_Material provided_

- Opening Delimiter -

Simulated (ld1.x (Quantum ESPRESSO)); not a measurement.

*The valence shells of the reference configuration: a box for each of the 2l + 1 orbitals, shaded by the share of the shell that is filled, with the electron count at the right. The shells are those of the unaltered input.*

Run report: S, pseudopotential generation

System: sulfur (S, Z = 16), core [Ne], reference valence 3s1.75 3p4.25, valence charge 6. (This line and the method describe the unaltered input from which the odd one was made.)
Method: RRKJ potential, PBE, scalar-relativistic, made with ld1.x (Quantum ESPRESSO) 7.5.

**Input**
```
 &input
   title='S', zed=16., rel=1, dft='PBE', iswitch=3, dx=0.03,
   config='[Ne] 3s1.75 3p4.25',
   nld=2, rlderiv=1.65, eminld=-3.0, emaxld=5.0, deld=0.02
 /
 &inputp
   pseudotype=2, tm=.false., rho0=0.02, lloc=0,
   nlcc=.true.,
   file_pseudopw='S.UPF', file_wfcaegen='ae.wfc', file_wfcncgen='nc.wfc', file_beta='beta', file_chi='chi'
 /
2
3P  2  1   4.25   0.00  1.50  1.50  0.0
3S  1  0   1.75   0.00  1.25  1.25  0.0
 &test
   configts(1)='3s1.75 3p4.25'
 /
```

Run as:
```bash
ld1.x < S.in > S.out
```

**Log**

- Closing Delimiter -

_Required action_
All lines from the opening of the material through the line that contains "System: sulfur (S, Z" are to be printed exactly, with no others.

_Your response_
Simulated (ld1.x (Quantum ESPRESSO)); not a measurement.

*The valence shells of the reference configuration: a box for each of the 2l + 1 orbitals, shaded by the share of the shell that is filled, with the electron count at the right. The shells are those of the unaltered input.*

Run report: S, pseudopotential generation

System: sulfur (S, Z = 16), core [Ne], reference valence 3s1.75 3p4.25, valence charge 6. (This line and the method describe the unaltered input from which the odd one was made.)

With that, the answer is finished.